*Supplied entries*:
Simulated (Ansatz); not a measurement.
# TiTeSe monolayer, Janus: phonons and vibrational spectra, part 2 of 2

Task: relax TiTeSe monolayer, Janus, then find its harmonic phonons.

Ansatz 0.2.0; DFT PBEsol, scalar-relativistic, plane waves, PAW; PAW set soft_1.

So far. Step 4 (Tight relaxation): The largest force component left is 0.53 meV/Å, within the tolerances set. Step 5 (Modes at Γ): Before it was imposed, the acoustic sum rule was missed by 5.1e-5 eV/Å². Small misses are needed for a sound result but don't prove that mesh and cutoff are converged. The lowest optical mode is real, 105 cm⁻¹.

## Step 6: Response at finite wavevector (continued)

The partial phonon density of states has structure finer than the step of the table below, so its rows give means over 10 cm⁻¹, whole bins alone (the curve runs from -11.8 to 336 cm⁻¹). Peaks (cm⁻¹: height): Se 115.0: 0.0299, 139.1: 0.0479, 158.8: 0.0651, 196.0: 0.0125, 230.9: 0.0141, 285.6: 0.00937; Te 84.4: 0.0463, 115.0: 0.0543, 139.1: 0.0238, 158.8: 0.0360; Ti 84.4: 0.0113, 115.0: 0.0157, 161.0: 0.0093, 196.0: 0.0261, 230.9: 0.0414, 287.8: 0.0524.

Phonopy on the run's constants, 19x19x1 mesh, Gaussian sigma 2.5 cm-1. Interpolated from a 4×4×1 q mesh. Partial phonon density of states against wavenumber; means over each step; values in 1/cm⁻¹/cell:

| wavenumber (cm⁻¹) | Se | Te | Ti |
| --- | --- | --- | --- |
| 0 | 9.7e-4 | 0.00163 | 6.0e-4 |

*Required action*: Please retype the top of the data exactly, down to and including the line that holds "Ansatz 0.2.0; DFT", and nothing further.

*Answer area*:
Simulated (Ansatz); not a measurement.
# TiTeSe monolayer, Janus: phonons and vibrational spectra, part 2 of 2

Task: relax TiTeSe monolayer, Janus, then find its harmonic phonons.

Ansatz 0.2.0; DFT PBEsol, scalar-relativistic, plane waves, PAW; PAW set soft_1.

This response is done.